START The data

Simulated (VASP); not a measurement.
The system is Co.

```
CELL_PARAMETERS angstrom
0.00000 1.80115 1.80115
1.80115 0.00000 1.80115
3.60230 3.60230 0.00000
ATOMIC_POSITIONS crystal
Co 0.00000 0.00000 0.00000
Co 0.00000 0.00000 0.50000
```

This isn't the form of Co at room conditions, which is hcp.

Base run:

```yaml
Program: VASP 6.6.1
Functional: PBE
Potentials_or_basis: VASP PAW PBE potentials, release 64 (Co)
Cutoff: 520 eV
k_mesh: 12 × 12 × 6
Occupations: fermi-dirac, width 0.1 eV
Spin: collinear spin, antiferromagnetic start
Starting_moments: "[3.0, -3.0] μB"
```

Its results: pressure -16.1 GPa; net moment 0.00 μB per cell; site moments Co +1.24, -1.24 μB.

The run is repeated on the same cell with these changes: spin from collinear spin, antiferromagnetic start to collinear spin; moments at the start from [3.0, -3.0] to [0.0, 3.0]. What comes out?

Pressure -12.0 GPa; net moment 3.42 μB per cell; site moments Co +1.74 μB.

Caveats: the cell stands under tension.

END The data

• Task item:
The reply must repeat all of the records precisely.

• Answer space:
Simulated (VASP); not a measurement.
The system is Co.

```
CELL_PARAMETERS angstrom
0.00000 1.80115 1.80115
1.80115 0.00000 1.80115
3.60230 3.60230 0.00000
ATOMIC_POSITIONS crystal
Co 0.00000 0.00000 0.00000
Co 0.00000 0.00000 0.50000
```

This isn't the form of Co at room conditions, which is hcp.

Base run:

```yaml
Program: VASP 6.6.1
Functional: PBE
Potentials_or_basis: VASP PAW PBE potentials, release 64 (Co)
Cutoff: 520 eV
k_mesh: 12 × 12 × 6
Occupations: fermi-dirac, width 0.1 eV
Spin: collinear spin, antiferromagnetic start
Starting_moments: "[3.0, -3.0] μB"
```

Its results: pressure -16.1 GPa; net moment 0.00 μB per cell; site moments Co +1.24, -1.24 μB.

The run is repeated on the same cell with these changes: spin from collinear spin, antiferromagnetic start to collinear spin; moments at the start from [3.0, -3.0] to [0.0, 3.0]. What comes out?

Pressure -12.0 GPa; net moment 3.42 μB per cell; site moments Co +1.74 μB.

Caveats: the cell stands under tension.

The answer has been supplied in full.